§ **ASSIGNMENT**: Would you return the material below exactly, with no line left out?

§ **EXCERPTED RECORDS**:
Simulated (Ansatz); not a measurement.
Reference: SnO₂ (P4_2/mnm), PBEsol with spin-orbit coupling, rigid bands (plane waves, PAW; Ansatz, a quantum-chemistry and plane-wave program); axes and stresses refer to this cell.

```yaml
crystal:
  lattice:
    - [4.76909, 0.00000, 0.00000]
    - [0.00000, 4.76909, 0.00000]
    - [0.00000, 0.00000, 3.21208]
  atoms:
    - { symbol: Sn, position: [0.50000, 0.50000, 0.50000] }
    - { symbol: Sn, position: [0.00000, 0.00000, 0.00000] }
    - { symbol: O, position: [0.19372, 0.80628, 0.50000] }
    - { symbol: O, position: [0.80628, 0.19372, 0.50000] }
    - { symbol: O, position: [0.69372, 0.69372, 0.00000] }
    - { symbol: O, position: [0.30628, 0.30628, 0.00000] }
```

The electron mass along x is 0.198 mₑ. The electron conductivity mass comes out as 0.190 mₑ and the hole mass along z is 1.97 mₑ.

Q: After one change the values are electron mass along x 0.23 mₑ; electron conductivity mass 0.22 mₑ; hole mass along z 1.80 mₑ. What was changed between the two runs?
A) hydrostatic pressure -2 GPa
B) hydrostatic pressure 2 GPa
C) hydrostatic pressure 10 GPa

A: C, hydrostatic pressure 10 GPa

§ **EXERCISE SOLUTION**:
Simulated (Ansatz); not a measurement.
Reference: SnO₂ (P4_2/mnm), PBEsol with spin-orbit coupling, rigid bands (plane waves, PAW; Ansatz, a quantum-chemistry and plane-wave program); axes and stresses refer to this cell.

```yaml
crystal:
  lattice:
    - [4.76909, 0.00000, 0.00000]
    - [0.00000, 4.76909, 0.00000]
    - [0.00000, 0.00000, 3.21208]
  atoms:
    - { symbol: Sn, position: [0.50000, 0.50000, 0.50000] }
    - { symbol: Sn, position: [0.00000, 0.00000, 0.00000] }
    - { symbol: O, position: [0.19372, 0.80628, 0.50000] }
    - { symbol: O, position: [0.80628, 0.19372, 0.50000] }
    - { symbol: O, position: [0.69372, 0.69372, 0.00000] }
    - { symbol: O, position: [0.30628, 0.30628, 0.00000] }
```

The electron mass along x is 0.198 mₑ. The electron conductivity mass comes out as 0.190 mₑ and the hole mass along z is 1.97 mₑ.

Q: After one change the values are electron mass along x 0.23 mₑ; electron conductivity mass 0.22 mₑ; hole mass along z 1.80 mₑ. What was changed between the two runs?
A) hydrostatic pressure -2 GPa
B) hydrostatic pressure 2 GPa
C) hydrostatic pressure 10 GPa

A: C, hydrostatic pressure 10 GPa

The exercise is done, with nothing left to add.